** Opening Data for review block **

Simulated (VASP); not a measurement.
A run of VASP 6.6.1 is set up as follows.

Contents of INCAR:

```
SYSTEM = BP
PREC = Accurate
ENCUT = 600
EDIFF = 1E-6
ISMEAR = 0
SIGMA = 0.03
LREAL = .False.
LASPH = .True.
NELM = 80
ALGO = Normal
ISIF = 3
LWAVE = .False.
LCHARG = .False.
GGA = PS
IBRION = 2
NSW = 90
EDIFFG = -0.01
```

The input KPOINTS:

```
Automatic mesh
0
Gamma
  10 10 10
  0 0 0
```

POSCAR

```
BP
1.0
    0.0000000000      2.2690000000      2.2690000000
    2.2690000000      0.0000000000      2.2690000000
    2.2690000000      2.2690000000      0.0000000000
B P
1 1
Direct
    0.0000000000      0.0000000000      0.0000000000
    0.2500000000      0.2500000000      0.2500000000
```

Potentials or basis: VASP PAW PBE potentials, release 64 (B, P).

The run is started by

** Closing Data for review block **

• **Exercise**: Return every entry above with nothing altered.

• **Result**:
Simulated (VASP); not a measurement.
A run of VASP 6.6.1 is set up as follows.

Contents of INCAR:

```
SYSTEM = BP
PREC = Accurate
ENCUT = 600
EDIFF = 1E-6
ISMEAR = 0
SIGMA = 0.03
LREAL = .False.
LASPH = .True.
NELM = 80
ALGO = Normal
ISIF = 3
LWAVE = .False.
LCHARG = .False.
GGA = PS
IBRION = 2
NSW = 90
EDIFFG = -0.01
```

The input KPOINTS:

```
Automatic mesh
0
Gamma
  10 10 10
  0 0 0
```

POSCAR

```
BP
1.0
    0.0000000000      2.2690000000      2.2690000000
    2.2690000000      0.0000000000      2.2690000000
    2.2690000000      2.2690000000      0.0000000000
B P
1 1
Direct
    0.0000000000      0.0000000000      0.0000000000
    0.2500000000      0.2500000000      0.2500000000
```

Potentials or basis: VASP PAW PBE potentials, release 64 (B, P).

The run is started by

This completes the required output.